● ● ● ●
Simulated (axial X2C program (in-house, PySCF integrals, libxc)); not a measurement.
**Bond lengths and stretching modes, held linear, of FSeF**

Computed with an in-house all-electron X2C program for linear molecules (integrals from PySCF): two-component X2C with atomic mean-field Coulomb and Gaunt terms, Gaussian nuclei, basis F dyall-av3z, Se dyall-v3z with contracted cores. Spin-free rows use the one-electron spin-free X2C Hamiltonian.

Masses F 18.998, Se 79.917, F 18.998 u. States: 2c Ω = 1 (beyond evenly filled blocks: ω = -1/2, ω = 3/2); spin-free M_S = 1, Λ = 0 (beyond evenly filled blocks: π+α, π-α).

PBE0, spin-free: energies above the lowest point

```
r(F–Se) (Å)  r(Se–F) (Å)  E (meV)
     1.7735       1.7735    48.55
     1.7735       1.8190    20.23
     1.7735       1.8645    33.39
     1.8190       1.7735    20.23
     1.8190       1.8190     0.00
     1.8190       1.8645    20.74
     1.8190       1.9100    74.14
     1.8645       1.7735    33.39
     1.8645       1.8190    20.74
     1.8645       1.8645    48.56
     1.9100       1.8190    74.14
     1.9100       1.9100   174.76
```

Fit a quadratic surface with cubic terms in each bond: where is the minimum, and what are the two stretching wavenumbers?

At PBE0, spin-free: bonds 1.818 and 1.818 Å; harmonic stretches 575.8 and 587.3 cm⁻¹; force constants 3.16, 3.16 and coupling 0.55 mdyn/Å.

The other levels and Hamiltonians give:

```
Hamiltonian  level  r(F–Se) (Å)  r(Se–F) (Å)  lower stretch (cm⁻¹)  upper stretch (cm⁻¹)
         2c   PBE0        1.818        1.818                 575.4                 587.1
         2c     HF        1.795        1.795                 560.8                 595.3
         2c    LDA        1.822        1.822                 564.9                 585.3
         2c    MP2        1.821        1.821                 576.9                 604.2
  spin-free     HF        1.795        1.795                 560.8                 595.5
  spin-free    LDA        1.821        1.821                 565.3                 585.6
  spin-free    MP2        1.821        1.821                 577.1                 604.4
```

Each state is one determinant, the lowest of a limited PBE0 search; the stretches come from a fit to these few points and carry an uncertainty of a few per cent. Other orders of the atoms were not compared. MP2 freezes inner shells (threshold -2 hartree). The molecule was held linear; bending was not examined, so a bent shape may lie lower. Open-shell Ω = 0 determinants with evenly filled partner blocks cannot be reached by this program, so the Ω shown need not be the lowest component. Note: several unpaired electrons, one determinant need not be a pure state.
● ● ● ●

*Work request*: With the first line being the one containing "linear, of FSeF**" and the last line the one containing "Computed with an", transcribe exactly the lines above that fall in that range.

*Your solution*:
**Bond lengths and stretching modes, held linear, of FSeF**

Computed with an in-house all-electron X2C program for linear molecules (integrals from PySCF): two-component X2C with atomic mean-field Coulomb and Gaunt terms, Gaussian nuclei, basis F dyall-av3z, Se dyall-v3z with contracted cores. Spin-free rows use the one-electron spin-free X2C Hamiltonian.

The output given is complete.